■ **Task item**: Please retype, unchanged, each line from the top of the material below through the line where "D. In order" appears.

━━━━━ Record excerpts ━━━━━

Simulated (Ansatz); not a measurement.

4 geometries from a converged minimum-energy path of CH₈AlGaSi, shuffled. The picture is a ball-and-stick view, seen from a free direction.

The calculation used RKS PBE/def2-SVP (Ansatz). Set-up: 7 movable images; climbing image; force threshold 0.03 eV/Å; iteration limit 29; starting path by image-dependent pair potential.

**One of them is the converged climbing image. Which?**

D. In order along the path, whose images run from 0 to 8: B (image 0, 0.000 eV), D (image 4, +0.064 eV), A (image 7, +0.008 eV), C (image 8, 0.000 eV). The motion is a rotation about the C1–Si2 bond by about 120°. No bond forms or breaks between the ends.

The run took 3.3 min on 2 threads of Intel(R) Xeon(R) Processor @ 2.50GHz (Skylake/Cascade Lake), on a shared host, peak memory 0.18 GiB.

━━━━━

■ **Task solution**:
Simulated (Ansatz); not a measurement.

4 geometries from a converged minimum-energy path of CH₈AlGaSi, shuffled. The picture is a ball-and-stick view, seen from a free direction.

The calculation used RKS PBE/def2-SVP (Ansatz). Set-up: 7 movable images; climbing image; force threshold 0.03 eV/Å; iteration limit 29; starting path by image-dependent pair potential.

**One of them is the converged climbing image. Which?**

D. In order along the path, whose images run from 0 to 8: B (image 0, 0.000 eV), D (image 4, +0.064 eV), A (image 7, +0.008 eV), C (image 8, 0.000 eV). The motion is a rotation about the C1–Si2 bond by about 120°. No bond forms or breaks between the ends.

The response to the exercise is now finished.